__ACTION ITEM__. The data below is to be returned in full and exactly.

__DATA UNDER STUDY__.
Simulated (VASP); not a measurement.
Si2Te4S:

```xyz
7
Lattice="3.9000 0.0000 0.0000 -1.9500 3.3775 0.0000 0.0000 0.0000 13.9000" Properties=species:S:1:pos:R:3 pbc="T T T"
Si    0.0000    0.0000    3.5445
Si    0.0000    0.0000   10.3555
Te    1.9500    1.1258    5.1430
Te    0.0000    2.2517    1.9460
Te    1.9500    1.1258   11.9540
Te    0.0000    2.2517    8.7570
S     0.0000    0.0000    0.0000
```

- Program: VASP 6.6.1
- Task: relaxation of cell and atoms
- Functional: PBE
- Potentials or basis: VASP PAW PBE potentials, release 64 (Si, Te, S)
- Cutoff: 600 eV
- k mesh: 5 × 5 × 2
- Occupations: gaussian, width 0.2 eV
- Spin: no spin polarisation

__TASK SOLUTION__.
Simulated (VASP); not a measurement.
Si2Te4S:

```xyz
7
Lattice="3.9000 0.0000 0.0000 -1.9500 3.3775 0.0000 0.0000 0.0000 13.9000" Properties=species:S:1:pos:R:3 pbc="T T T"
Si    0.0000    0.0000    3.5445
Si    0.0000    0.0000   10.3555
Te    1.9500    1.1258    5.1430
Te    0.0000    2.2517    1.9460
Te    1.9500    1.1258   11.9540
Te    0.0000    2.2517    8.7570
S     0.0000    0.0000    0.0000
```

- Program: VASP 6.6.1
- Task: relaxation of cell and atoms
- Functional: PBE
- Potentials or basis: VASP PAW PBE potentials, release 64 (Si, Te, S)
- Cutoff: 600 eV
- k mesh: 5 × 5 × 2
- Occupations: gaussian, width 0.2 eV
- Spin: no spin polarisation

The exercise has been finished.